__Record set__.
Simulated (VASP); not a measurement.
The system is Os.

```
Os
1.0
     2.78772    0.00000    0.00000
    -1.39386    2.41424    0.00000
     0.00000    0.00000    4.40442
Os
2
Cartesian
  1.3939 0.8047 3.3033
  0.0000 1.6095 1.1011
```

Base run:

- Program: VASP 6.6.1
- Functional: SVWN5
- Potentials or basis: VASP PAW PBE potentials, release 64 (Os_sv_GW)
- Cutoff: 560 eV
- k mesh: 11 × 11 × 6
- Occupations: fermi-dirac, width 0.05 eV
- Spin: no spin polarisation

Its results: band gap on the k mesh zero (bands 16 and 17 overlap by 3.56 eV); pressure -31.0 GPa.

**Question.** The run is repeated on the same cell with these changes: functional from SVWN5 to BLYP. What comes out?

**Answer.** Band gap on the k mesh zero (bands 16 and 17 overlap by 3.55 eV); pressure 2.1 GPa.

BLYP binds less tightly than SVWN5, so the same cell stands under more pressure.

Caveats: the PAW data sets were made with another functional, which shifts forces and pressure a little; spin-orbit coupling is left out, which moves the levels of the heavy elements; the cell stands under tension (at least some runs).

__Work item__.
Print, unaltered, every line from the beginning of the material down to the line with "BLYP binds less".

__Task output__.
Simulated (VASP); not a measurement.
The system is Os.

```
Os
1.0
     2.78772    0.00000    0.00000
    -1.39386    2.41424    0.00000
     0.00000    0.00000    4.40442
Os
2
Cartesian
  1.3939 0.8047 3.3033
  0.0000 1.6095 1.1011
```

Base run:

- Program: VASP 6.6.1
- Functional: SVWN5
- Potentials or basis: VASP PAW PBE potentials, release 64 (Os_sv_GW)
- Cutoff: 560 eV
- k mesh: 11 × 11 × 6
- Occupations: fermi-dirac, width 0.05 eV
- Spin: no spin polarisation

Its results: band gap on the k mesh zero (bands 16 and 17 overlap by 3.56 eV); pressure -31.0 GPa.

**Question.** The run is repeated on the same cell with these changes: functional from SVWN5 to BLYP. What comes out?

**Answer.** Band gap on the k mesh zero (bands 16 and 17 overlap by 3.55 eV); pressure 2.1 GPa.

BLYP binds less tightly than SVWN5, so the same cell stands under more pressure.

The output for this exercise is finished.